WORK ITEM: Copy, exactly and without additions, every line in the records below from the one holding "Problem. How do" through the one holding "3.05 | 3.27 |", both ends included.

STORED DATA:
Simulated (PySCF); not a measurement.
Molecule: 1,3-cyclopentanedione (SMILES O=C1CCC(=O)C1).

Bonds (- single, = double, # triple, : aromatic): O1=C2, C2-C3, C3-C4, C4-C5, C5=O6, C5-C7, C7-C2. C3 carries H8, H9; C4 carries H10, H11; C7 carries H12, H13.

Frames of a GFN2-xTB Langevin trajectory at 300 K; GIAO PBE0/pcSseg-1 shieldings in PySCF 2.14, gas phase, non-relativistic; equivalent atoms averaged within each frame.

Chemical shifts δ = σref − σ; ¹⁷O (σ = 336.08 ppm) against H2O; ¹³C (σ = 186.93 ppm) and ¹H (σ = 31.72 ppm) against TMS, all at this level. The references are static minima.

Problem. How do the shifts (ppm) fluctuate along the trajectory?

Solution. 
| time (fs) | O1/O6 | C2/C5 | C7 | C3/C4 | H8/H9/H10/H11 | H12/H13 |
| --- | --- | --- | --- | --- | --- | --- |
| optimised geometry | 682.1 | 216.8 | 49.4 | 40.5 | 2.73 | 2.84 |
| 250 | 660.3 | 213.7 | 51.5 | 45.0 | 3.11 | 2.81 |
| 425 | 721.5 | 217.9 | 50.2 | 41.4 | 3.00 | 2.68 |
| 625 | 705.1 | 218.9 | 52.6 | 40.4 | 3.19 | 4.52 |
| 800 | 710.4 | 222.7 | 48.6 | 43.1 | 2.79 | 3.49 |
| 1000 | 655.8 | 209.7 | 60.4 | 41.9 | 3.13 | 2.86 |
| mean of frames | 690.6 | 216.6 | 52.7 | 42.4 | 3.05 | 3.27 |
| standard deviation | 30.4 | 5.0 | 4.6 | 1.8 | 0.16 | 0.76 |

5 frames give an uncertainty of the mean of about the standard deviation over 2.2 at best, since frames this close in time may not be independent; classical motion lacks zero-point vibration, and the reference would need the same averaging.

TASK SOLUTION:
Problem. How do the shifts (ppm) fluctuate along the trajectory?

Solution. 
| time (fs) | O1/O6 | C2/C5 | C7 | C3/C4 | H8/H9/H10/H11 | H12/H13 |
| --- | --- | --- | --- | --- | --- | --- |
| optimised geometry | 682.1 | 216.8 | 49.4 | 40.5 | 2.73 | 2.84 |
| 250 | 660.3 | 213.7 | 51.5 | 45.0 | 3.11 | 2.81 |
| 425 | 721.5 | 217.9 | 50.2 | 41.4 | 3.00 | 2.68 |
| 625 | 705.1 | 218.9 | 52.6 | 40.4 | 3.19 | 4.52 |
| 800 | 710.4 | 222.7 | 48.6 | 43.1 | 2.79 | 3.49 |
| 1000 | 655.8 | 209.7 | 60.4 | 41.9 | 3.13 | 2.86 |
| mean of frames | 690.6 | 216.6 | 52.7 | 42.4 | 3.05 | 3.27 |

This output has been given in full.